= WORK ITEM =
Copy nothing but the lines below running from the line containing "Figure. Equilibrium gas" through the line containing "Task: Read off the mole fractions at 2025 °C.", both end lines included.

= INFORMATION PROVIDED =
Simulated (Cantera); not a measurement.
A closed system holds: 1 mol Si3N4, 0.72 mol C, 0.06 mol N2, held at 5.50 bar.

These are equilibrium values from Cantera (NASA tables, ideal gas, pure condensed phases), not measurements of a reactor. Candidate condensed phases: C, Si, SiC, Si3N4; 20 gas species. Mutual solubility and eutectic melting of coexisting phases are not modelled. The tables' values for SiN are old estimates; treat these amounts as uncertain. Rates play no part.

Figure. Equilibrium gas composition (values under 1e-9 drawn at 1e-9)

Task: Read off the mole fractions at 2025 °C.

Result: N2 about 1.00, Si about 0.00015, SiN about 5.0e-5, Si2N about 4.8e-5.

= EXPECTED ANSWER =
Figure. Equilibrium gas composition (values under 1e-9 drawn at 1e-9)

Task: Read off the mole fractions at 2025 °C.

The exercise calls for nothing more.